• _EXERCISE DATA_
★ ★ ★ ★

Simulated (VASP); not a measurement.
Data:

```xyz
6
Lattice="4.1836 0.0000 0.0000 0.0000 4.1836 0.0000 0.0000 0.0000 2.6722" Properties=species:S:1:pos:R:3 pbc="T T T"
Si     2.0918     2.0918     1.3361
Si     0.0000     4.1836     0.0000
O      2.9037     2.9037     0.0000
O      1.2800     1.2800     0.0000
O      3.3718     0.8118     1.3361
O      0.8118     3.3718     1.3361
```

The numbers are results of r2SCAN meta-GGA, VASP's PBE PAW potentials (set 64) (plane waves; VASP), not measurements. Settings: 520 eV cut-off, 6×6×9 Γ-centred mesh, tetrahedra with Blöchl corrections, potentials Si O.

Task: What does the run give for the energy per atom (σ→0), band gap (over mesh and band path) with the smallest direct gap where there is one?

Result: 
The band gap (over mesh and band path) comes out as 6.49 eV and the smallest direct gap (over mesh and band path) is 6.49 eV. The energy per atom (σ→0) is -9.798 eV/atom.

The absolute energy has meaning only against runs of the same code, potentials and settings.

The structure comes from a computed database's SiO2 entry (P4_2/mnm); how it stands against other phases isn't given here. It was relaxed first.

★ ★ ★ ★

• _WORK ITEM_
Every line of the data is to be retyped without alteration.

• _RESULT_
Simulated (VASP); not a measurement.
Data:

```xyz
6
Lattice="4.1836 0.0000 0.0000 0.0000 4.1836 0.0000 0.0000 0.0000 2.6722" Properties=species:S:1:pos:R:3 pbc="T T T"
Si     2.0918     2.0918     1.3361
Si     0.0000     4.1836     0.0000
O      2.9037     2.9037     0.0000
O      1.2800     1.2800     0.0000
O      3.3718     0.8118     1.3361
O      0.8118     3.3718     1.3361
```

The numbers are results of r2SCAN meta-GGA, VASP's PBE PAW potentials (set 64) (plane waves; VASP), not measurements. Settings: 520 eV cut-off, 6×6×9 Γ-centred mesh, tetrahedra with Blöchl corrections, potentials Si O.

Task: What does the run give for the energy per atom (σ→0), band gap (over mesh and band path) with the smallest direct gap where there is one?

Result: 
The band gap (over mesh and band path) comes out as 6.49 eV and the smallest direct gap (over mesh and band path) is 6.49 eV. The energy per atom (σ→0) is -9.798 eV/atom.

The absolute energy has meaning only against runs of the same code, potentials and settings.

The structure comes from a computed database's SiO2 entry (P4_2/mnm); how it stands against other phases isn't given here. It was relaxed first.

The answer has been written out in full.